Action item >>
Up to and including the line containing "to 1.094 Å.", set down each line of the entries below exactly, starting from the first, and leave out the rest.

____ Data
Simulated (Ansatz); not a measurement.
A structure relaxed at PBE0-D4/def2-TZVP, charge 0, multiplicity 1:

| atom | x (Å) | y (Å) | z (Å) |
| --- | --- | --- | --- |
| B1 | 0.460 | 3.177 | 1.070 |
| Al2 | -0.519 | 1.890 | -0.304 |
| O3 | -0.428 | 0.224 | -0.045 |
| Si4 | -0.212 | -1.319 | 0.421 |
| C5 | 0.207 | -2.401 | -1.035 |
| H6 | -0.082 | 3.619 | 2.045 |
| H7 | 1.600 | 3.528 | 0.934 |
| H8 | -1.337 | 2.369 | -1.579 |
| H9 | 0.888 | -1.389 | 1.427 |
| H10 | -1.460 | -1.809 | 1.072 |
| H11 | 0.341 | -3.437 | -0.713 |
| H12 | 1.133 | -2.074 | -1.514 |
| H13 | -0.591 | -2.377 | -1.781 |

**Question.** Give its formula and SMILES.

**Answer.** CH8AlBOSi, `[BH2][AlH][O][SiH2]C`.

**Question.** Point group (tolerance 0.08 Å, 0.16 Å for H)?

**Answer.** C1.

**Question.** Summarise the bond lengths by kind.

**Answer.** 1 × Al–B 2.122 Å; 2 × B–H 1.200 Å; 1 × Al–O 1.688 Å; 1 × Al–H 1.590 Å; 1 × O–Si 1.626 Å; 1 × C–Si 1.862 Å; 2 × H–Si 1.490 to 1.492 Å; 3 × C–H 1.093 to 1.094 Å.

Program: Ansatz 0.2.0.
________

Written answer >>
Simulated (Ansatz); not a measurement.
A structure relaxed at PBE0-D4/def2-TZVP, charge 0, multiplicity 1:

| atom | x (Å) | y (Å) | z (Å) |
| --- | --- | --- | --- |
| B1 | 0.460 | 3.177 | 1.070 |
| Al2 | -0.519 | 1.890 | -0.304 |
| O3 | -0.428 | 0.224 | -0.045 |
| Si4 | -0.212 | -1.319 | 0.421 |
| C5 | 0.207 | -2.401 | -1.035 |
| H6 | -0.082 | 3.619 | 2.045 |
| H7 | 1.600 | 3.528 | 0.934 |
| H8 | -1.337 | 2.369 | -1.579 |
| H9 | 0.888 | -1.389 | 1.427 |
| H10 | -1.460 | -1.809 | 1.072 |
| H11 | 0.341 | -3.437 | -0.713 |
| H12 | 1.133 | -2.074 | -1.514 |
| H13 | -0.591 | -2.377 | -1.781 |

**Question.** Give its formula and SMILES.

**Answer.** CH8AlBOSi, `[BH2][AlH][O][SiH2]C`.

**Question.** Point group (tolerance 0.08 Å, 0.16 Å for H)?

**Answer.** C1.

**Question.** Summarise the bond lengths by kind.

**Answer.** 1 × Al–B 2.122 Å; 2 × B–H 1.200 Å; 1 × Al–O 1.688 Å; 1 × Al–H 1.590 Å; 1 × O–Si 1.626 Å; 1 × C–Si 1.862 Å; 2 × H–Si 1.490 to 1.492 Å; 3 × C–H 1.093 to 1.094 Å.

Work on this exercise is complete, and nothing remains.